Top of EXTRACTED DATA
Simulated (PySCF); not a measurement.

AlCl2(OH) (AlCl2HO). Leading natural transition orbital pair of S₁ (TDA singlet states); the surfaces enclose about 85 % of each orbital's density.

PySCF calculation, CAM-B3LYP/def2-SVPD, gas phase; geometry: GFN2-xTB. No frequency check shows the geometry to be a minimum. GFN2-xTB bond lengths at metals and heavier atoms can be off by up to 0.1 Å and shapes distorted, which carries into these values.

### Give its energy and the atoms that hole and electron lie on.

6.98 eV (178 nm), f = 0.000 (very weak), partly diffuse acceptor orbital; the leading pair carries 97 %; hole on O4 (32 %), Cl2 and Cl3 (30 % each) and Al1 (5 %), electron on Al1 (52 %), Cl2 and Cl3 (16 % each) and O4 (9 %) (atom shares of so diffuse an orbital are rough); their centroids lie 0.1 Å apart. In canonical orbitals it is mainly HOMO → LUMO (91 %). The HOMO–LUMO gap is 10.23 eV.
Bottom of EXTRACTED DATA

• **WORK INSTRUCTION**: Every record must be given again exactly as it was written.

• **EXERCISE OUTPUT**:
Simulated (PySCF); not a measurement.

AlCl2(OH) (AlCl2HO). Leading natural transition orbital pair of S₁ (TDA singlet states); the surfaces enclose about 85 % of each orbital's density.

PySCF calculation, CAM-B3LYP/def2-SVPD, gas phase; geometry: GFN2-xTB. No frequency check shows the geometry to be a minimum. GFN2-xTB bond lengths at metals and heavier atoms can be off by up to 0.1 Å and shapes distorted, which carries into these values.

### Give its energy and the atoms that hole and electron lie on.

6.98 eV (178 nm), f = 0.000 (very weak), partly diffuse acceptor orbital; the leading pair carries 97 %; hole on O4 (32 %), Cl2 and Cl3 (30 % each) and Al1 (5 %), electron on Al1 (52 %), Cl2 and Cl3 (16 % each) and O4 (9 %) (atom shares of so diffuse an orbital are rough); their centroids lie 0.1 Å apart. In canonical orbitals it is mainly HOMO → LUMO (91 %). The HOMO–LUMO gap is 10.23 eV.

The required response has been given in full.